TASK ITEM.
All of the entries are to be printed exactly as they appear.

SUPPLIED DATA.

BEGIN

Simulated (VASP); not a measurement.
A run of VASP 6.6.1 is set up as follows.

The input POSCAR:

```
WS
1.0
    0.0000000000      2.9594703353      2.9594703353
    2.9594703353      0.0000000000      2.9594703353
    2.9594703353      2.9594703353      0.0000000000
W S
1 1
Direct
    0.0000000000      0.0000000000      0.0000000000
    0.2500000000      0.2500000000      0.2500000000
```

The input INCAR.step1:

END

YOUR RESPONSE.
Simulated (VASP); not a measurement.
A run of VASP 6.6.1 is set up as follows.

The input POSCAR:

```
WS
1.0
    0.0000000000      2.9594703353      2.9594703353
    2.9594703353      0.0000000000      2.9594703353
    2.9594703353      2.9594703353      0.0000000000
W S
1 1
Direct
    0.0000000000      0.0000000000      0.0000000000
    0.2500000000      0.2500000000      0.2500000000
```

The input INCAR.step1:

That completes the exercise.